◆ **PROVIDED MATERIAL**
= = = = =

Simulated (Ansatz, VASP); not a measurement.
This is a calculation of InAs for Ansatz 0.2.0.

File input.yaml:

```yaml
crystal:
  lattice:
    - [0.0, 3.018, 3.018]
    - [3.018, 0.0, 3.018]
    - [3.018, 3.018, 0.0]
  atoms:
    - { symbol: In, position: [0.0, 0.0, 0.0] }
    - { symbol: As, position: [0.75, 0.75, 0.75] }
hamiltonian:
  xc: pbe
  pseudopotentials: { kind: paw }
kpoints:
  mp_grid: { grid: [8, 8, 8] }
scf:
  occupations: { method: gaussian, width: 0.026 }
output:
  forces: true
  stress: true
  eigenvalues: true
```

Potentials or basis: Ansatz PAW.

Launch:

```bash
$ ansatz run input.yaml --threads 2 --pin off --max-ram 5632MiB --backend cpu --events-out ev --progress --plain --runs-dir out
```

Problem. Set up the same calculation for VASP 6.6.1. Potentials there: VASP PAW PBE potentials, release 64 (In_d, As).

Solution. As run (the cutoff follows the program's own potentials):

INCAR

= = = = =

◆ **EXERCISE**
Would you write out the whole listing word for word?

◆ **TASK RESULT**
Simulated (Ansatz, VASP); not a measurement.
This is a calculation of InAs for Ansatz 0.2.0.

File input.yaml:

```yaml
crystal:
  lattice:
    - [0.0, 3.018, 3.018]
    - [3.018, 0.0, 3.018]
    - [3.018, 3.018, 0.0]
  atoms:
    - { symbol: In, position: [0.0, 0.0, 0.0] }
    - { symbol: As, position: [0.75, 0.75, 0.75] }
hamiltonian:
  xc: pbe
  pseudopotentials: { kind: paw }
kpoints:
  mp_grid: { grid: [8, 8, 8] }
scf:
  occupations: { method: gaussian, width: 0.026 }
output:
  forces: true
  stress: true
  eigenvalues: true
```

Potentials or basis: Ansatz PAW.

Launch:

```bash
$ ansatz run input.yaml --threads 2 --pin off --max-ram 5632MiB --backend cpu --events-out ev --progress --plain --runs-dir out
```

Problem. Set up the same calculation for VASP 6.6.1. Potentials there: VASP PAW PBE potentials, release 64 (In_d, As).

Solution. As run (the cutoff follows the program's own potentials):

INCAR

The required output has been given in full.